◆ ASSIGNMENT: Starting with the line that contains "BH₄Si (calculated)" and stopping after the line that contains "Common to all", return each line below exactly as written, with no others.

◆ SUPPLIED MATERIAL:
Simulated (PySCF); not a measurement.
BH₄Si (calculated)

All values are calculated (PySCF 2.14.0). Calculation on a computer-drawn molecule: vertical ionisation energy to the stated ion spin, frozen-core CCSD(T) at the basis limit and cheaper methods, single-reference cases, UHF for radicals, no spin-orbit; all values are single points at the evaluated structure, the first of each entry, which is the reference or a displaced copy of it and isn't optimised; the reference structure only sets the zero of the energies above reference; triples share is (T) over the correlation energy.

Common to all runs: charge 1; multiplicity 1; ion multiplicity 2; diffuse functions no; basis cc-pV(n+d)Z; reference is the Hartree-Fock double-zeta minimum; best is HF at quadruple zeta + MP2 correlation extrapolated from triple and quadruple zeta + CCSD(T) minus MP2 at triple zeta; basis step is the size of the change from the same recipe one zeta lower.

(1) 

◆ EXPECTED ANSWER:
BH₄Si (calculated)

All values are calculated (PySCF 2.14.0). Calculation on a computer-drawn molecule: vertical ionisation energy to the stated ion spin, frozen-core CCSD(T) at the basis limit and cheaper methods, single-reference cases, UHF for radicals, no spin-orbit; all values are single points at the evaluated structure, the first of each entry, which is the reference or a displaced copy of it and isn't optimised; the reference structure only sets the zero of the energies above reference; triples share is (T) over the correlation energy.

Common to all runs: charge 1; multiplicity 1; ion multiplicity 2; diffuse functions no; basis cc-pV(n+d)Z; reference is the Hartree-Fock double-zeta minimum; best is HF at quadruple zeta + MP2 correlation extrapolated from triple and quadruple zeta + CCSD(T) minus MP2 at triple zeta; basis step is the size of the change from the same recipe one zeta lower.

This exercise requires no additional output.